▶ [ASSIGNMENT]:
Could you reproduce, word for word, everything below from the line containing "42 | 109.17 |" down to the line containing "66 | 90.78 |", with both of those lines included and no others?

■ ■ ■ ■
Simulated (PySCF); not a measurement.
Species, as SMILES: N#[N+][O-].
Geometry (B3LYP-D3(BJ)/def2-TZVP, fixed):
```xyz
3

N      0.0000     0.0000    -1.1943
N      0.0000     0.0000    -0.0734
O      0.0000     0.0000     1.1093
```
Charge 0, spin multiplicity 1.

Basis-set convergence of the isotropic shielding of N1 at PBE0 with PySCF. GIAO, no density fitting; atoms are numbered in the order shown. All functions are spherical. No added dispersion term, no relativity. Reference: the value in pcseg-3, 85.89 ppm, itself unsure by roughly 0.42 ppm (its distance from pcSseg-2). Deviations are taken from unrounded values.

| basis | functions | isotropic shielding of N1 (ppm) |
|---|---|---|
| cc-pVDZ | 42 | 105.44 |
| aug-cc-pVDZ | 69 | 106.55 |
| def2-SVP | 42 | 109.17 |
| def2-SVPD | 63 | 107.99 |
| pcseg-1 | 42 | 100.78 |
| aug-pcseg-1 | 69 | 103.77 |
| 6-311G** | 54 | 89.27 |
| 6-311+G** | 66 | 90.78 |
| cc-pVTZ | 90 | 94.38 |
■ ■ ■ ■

▶ [EXERCISE OUTPUT]:
| def2-SVP | 42 | 109.17 |
| def2-SVPD | 63 | 107.99 |
| pcseg-1 | 42 | 100.78 |
| aug-pcseg-1 | 69 | 103.77 |
| 6-311G** | 54 | 89.27 |
| 6-311+G** | 66 | 90.78 |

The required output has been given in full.